• _Work request_:
Would you write out the entries below, every one of them, exactly?

• _Provided records_:
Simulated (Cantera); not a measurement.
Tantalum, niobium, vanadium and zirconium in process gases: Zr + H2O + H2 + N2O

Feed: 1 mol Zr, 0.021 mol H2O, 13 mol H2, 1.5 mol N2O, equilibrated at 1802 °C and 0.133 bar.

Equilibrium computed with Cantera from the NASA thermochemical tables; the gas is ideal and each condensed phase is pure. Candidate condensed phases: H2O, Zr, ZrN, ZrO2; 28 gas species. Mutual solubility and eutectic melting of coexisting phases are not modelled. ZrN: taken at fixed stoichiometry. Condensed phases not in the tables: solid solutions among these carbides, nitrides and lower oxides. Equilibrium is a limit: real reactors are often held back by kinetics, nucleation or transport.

• _Written reply_:
Simulated (Cantera); not a measurement.
Tantalum, niobium, vanadium and zirconium in process gases: Zr + H2O + H2 + N2O

Feed: 1 mol Zr, 0.021 mol H2O, 13 mol H2, 1.5 mol N2O, equilibrated at 1802 °C and 0.133 bar.

Equilibrium computed with Cantera from the NASA thermochemical tables; the gas is ideal and each condensed phase is pure. Candidate condensed phases: H2O, Zr, ZrN, ZrO2; 28 gas species. Mutual solubility and eutectic melting of coexisting phases are not modelled. ZrN: taken at fixed stoichiometry. Condensed phases not in the tables: solid solutions among these carbides, nitrides and lower oxides. Equilibrium is a limit: real reactors are often held back by kinetics, nucleation or transport.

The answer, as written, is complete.